···

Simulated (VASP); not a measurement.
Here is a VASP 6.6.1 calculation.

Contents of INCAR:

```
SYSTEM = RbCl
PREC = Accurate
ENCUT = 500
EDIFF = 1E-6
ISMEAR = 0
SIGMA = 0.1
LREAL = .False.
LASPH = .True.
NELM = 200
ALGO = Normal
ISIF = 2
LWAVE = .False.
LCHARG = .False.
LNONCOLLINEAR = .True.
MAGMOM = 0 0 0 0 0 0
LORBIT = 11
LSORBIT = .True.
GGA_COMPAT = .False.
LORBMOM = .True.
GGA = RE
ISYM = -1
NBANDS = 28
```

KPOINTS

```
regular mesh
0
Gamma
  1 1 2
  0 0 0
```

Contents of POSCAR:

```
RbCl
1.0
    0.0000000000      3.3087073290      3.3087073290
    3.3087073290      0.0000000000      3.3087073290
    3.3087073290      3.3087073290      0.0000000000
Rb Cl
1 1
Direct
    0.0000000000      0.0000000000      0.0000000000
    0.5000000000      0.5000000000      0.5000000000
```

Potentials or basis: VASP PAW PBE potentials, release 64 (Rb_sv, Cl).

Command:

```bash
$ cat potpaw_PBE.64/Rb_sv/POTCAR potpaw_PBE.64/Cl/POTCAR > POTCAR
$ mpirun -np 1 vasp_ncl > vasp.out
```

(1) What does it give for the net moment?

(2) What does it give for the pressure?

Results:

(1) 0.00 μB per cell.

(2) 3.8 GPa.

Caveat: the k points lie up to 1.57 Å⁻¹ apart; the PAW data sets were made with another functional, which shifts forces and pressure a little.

···

#### [WORK ITEM]
Copy out, exactly and alone, the lines of the entries above between the ones holding "(1) 0.00 μB per cell." and "(2) 3.8 GPa.", inclusive.

#### [EXPECTED ANSWER]
(1) 0.00 μB per cell.

(2) 3.8 GPa.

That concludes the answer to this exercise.